### Brief
Print the whole listing below again, exactly as given.

Dataset excerpts below:

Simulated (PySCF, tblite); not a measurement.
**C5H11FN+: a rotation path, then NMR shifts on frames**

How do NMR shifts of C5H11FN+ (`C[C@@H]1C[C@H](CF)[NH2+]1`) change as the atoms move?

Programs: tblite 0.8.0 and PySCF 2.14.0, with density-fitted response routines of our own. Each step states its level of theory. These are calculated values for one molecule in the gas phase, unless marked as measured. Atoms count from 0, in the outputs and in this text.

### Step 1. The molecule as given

End of Dataset excerpts.

### Written answer
Simulated (PySCF, tblite); not a measurement.
**C5H11FN+: a rotation path, then NMR shifts on frames**

How do NMR shifts of C5H11FN+ (`C[C@@H]1C[C@H](CF)[NH2+]1`) change as the atoms move?

Programs: tblite 0.8.0 and PySCF 2.14.0, with density-fitted response routines of our own. Each step states its level of theory. These are calculated values for one molecule in the gas phase, unless marked as measured. Atoms count from 0, in the outputs and in this text.

### Step 1. The molecule as given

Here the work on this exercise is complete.